Study material:
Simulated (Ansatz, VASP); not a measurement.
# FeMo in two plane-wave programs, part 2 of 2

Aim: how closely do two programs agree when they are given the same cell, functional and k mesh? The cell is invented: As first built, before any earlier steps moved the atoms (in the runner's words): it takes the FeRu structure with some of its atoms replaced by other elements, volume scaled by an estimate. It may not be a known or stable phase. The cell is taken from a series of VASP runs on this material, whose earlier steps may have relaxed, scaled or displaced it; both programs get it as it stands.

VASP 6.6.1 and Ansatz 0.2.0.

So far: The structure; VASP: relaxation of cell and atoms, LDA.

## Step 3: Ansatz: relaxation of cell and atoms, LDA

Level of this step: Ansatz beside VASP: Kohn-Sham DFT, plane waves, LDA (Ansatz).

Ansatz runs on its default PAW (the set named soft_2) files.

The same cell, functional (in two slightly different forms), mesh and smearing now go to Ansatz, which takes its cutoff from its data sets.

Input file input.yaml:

Action item:
Please output the exact lines of the records above, beginning with the first and stopping after the line that holds "# FeMo in two", and nothing else.

Exercise response:
Simulated (Ansatz, VASP); not a measurement.
# FeMo in two plane-wave programs, part 2 of 2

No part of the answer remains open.